Segment Open

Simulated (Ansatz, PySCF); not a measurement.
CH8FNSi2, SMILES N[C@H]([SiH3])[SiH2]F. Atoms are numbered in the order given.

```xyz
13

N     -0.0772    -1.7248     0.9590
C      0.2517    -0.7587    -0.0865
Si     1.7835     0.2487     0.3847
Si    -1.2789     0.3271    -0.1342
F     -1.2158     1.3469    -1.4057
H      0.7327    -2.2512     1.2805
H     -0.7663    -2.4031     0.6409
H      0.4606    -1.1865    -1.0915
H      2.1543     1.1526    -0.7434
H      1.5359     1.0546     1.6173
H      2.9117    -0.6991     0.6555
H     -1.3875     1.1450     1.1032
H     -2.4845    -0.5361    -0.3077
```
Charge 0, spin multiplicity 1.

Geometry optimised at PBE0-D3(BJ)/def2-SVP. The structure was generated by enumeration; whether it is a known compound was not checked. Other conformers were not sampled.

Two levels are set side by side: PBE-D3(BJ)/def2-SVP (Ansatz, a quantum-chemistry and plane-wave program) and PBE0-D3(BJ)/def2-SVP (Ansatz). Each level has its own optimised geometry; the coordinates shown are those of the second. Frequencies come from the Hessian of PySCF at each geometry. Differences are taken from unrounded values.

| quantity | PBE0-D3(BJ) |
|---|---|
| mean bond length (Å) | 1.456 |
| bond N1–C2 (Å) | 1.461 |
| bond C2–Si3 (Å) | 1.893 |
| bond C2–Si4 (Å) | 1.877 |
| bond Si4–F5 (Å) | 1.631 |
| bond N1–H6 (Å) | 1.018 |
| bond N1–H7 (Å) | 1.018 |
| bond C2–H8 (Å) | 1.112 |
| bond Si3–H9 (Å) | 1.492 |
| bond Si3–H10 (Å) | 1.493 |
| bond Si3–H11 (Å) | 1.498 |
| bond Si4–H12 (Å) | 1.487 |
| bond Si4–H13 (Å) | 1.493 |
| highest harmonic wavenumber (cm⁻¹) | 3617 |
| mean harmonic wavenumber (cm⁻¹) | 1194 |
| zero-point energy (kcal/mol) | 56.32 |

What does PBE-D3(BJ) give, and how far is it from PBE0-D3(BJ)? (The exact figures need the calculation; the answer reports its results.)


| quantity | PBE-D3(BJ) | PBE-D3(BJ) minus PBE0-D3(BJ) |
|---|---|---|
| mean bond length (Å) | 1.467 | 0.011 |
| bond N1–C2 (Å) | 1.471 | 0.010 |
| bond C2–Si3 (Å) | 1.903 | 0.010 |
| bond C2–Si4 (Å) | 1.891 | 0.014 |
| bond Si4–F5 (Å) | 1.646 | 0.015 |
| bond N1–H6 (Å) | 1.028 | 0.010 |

Segment Closed

▶ **Work task**
Stop after the line containing "(Å) | 1.487 |": print exactly the lines from the start of the entries above up to it, that line included.

▶ **Task answer**
Simulated (Ansatz, PySCF); not a measurement.
CH8FNSi2, SMILES N[C@H]([SiH3])[SiH2]F. Atoms are numbered in the order given.

```xyz
13

N     -0.0772    -1.7248     0.9590
C      0.2517    -0.7587    -0.0865
Si     1.7835     0.2487     0.3847
Si    -1.2789     0.3271    -0.1342
F     -1.2158     1.3469    -1.4057
H      0.7327    -2.2512     1.2805
H     -0.7663    -2.4031     0.6409
H      0.4606    -1.1865    -1.0915
H      2.1543     1.1526    -0.7434
H      1.5359     1.0546     1.6173
H      2.9117    -0.6991     0.6555
H     -1.3875     1.1450     1.1032
H     -2.4845    -0.5361    -0.3077
```
Charge 0, spin multiplicity 1.

Geometry optimised at PBE0-D3(BJ)/def2-SVP. The structure was generated by enumeration; whether it is a known compound was not checked. Other conformers were not sampled.

Two levels are set side by side: PBE-D3(BJ)/def2-SVP (Ansatz, a quantum-chemistry and plane-wave program) and PBE0-D3(BJ)/def2-SVP (Ansatz). Each level has its own optimised geometry; the coordinates shown are those of the second. Frequencies come from the Hessian of PySCF at each geometry. Differences are taken from unrounded values.

| quantity | PBE0-D3(BJ) |
|---|---|
| mean bond length (Å) | 1.456 |
| bond N1–C2 (Å) | 1.461 |
| bond C2–Si3 (Å) | 1.893 |
| bond C2–Si4 (Å) | 1.877 |
| bond Si4–F5 (Å) | 1.631 |
| bond N1–H6 (Å) | 1.018 |
| bond N1–H7 (Å) | 1.018 |
| bond C2–H8 (Å) | 1.112 |
| bond Si3–H9 (Å) | 1.492 |
| bond Si3–H10 (Å) | 1.493 |
| bond Si3–H11 (Å) | 1.498 |
| bond Si4–H12 (Å) | 1.487 |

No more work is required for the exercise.